=== Section Start ===

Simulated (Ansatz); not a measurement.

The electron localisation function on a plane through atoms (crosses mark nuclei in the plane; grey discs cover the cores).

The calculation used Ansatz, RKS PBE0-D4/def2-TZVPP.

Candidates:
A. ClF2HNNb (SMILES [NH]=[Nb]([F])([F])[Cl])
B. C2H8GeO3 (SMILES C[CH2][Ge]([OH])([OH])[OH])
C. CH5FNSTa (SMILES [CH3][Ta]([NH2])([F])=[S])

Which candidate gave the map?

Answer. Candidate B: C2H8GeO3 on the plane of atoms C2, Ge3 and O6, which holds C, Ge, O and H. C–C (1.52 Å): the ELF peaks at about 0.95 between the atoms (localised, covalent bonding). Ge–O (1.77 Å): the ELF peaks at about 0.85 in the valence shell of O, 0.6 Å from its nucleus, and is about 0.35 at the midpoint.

=== Section End ===

# Work request
Please transcribe, exactly and with nothing added, the lines from the first line of the material above through the line that contains "Which candidate gave the map?".

# Answer section
Simulated (Ansatz); not a measurement.

The electron localisation function on a plane through atoms (crosses mark nuclei in the plane; grey discs cover the cores).

The calculation used Ansatz, RKS PBE0-D4/def2-TZVPP.

Candidates:
A. ClF2HNNb (SMILES [NH]=[Nb]([F])([F])[Cl])
B. C2H8GeO3 (SMILES C[CH2][Ge]([OH])([OH])[OH])
C. CH5FNSTa (SMILES [CH3][Ta]([NH2])([F])=[S])

Which candidate gave the map?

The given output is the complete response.